▶ _RECORD SET_:
--- START ---

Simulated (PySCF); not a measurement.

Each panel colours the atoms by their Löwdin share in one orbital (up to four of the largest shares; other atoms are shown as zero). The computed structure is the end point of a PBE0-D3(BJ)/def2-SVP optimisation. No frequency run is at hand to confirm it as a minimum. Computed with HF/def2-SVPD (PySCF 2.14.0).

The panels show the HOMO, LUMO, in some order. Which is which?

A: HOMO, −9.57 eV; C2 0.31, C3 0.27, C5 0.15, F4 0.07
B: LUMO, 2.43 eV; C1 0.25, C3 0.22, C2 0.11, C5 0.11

--- END ---

▶ _WORK TASK_: Output the records exactly, including every line.

▶ _RESULT_:
Simulated (PySCF); not a measurement.

Each panel colours the atoms by their Löwdin share in one orbital (up to four of the largest shares; other atoms are shown as zero). The computed structure is the end point of a PBE0-D3(BJ)/def2-SVP optimisation. No frequency run is at hand to confirm it as a minimum. Computed with HF/def2-SVPD (PySCF 2.14.0).

The panels show the HOMO, LUMO, in some order. Which is which?

A: HOMO, −9.57 eV; C2 0.31, C3 0.27, C5 0.15, F4 0.07
B: LUMO, 2.43 eV; C1 0.25, C3 0.22, C2 0.11, C5 0.11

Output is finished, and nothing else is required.